--- Dataset extract ---
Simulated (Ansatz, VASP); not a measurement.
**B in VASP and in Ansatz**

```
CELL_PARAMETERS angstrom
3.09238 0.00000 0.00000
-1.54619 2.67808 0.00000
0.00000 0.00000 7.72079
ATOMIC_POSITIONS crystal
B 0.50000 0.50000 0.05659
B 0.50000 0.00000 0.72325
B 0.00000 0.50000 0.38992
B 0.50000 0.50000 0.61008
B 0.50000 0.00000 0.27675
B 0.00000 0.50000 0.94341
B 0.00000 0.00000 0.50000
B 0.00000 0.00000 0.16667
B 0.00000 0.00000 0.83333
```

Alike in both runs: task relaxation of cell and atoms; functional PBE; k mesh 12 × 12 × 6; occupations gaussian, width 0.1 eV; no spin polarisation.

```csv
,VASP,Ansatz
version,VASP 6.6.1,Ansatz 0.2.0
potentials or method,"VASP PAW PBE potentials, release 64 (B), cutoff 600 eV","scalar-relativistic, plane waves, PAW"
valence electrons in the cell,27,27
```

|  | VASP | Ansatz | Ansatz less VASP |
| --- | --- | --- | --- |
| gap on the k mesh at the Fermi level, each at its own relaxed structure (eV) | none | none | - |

--- Action item ---
This exercise needs each record retyped exactly as shown.

--- Written reply ---
Simulated (Ansatz, VASP); not a measurement.
**B in VASP and in Ansatz**

```
CELL_PARAMETERS angstrom
3.09238 0.00000 0.00000
-1.54619 2.67808 0.00000
0.00000 0.00000 7.72079
ATOMIC_POSITIONS crystal
B 0.50000 0.50000 0.05659
B 0.50000 0.00000 0.72325
B 0.00000 0.50000 0.38992
B 0.50000 0.50000 0.61008
B 0.50000 0.00000 0.27675
B 0.00000 0.50000 0.94341
B 0.00000 0.00000 0.50000
B 0.00000 0.00000 0.16667
B 0.00000 0.00000 0.83333
```

Alike in both runs: task relaxation of cell and atoms; functional PBE; k mesh 12 × 12 × 6; occupations gaussian, width 0.1 eV; no spin polarisation.

```csv
,VASP,Ansatz
version,VASP 6.6.1,Ansatz 0.2.0
potentials or method,"VASP PAW PBE potentials, release 64 (B), cutoff 600 eV","scalar-relativistic, plane waves, PAW"
valence electrons in the cell,27,27
```

|  | VASP | Ansatz | Ansatz less VASP |
| --- | --- | --- | --- |
| gap on the k mesh at the Fermi level, each at its own relaxed structure (eV) | none | none | - |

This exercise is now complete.